WORK TASK
Take the listing and give it again exactly, from its first line to its last line.

Segment Start: PROVIDED RECORDS
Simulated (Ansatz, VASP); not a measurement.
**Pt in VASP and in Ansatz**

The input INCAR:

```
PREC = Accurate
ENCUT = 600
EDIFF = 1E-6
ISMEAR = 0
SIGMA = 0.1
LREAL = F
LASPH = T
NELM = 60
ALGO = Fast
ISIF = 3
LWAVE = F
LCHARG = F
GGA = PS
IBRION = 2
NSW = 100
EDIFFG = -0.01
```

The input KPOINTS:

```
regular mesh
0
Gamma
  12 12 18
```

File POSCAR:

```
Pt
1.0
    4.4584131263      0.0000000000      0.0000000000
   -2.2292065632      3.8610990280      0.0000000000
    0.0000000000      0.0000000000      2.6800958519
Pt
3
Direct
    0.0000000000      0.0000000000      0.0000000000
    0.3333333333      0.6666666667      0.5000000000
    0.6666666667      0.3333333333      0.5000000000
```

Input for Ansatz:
Segment End: PROVIDED RECORDS

EXERCISE ANSWER
Simulated (Ansatz, VASP); not a measurement.
**Pt in VASP and in Ansatz**

The input INCAR:

```
PREC = Accurate
ENCUT = 600
EDIFF = 1E-6
ISMEAR = 0
SIGMA = 0.1
LREAL = F
LASPH = T
NELM = 60
ALGO = Fast
ISIF = 3
LWAVE = F
LCHARG = F
GGA = PS
IBRION = 2
NSW = 100
EDIFFG = -0.01
```

The input KPOINTS:

```
regular mesh
0
Gamma
  12 12 18
```

File POSCAR:

```
Pt
1.0
    4.4584131263      0.0000000000      0.0000000000
   -2.2292065632      3.8610990280      0.0000000000
    0.0000000000      0.0000000000      2.6800958519
Pt
3
Direct
    0.0000000000      0.0000000000      0.0000000000
    0.3333333333      0.6666666667      0.5000000000
    0.6666666667      0.3333333333      0.5000000000
```

Input for Ansatz:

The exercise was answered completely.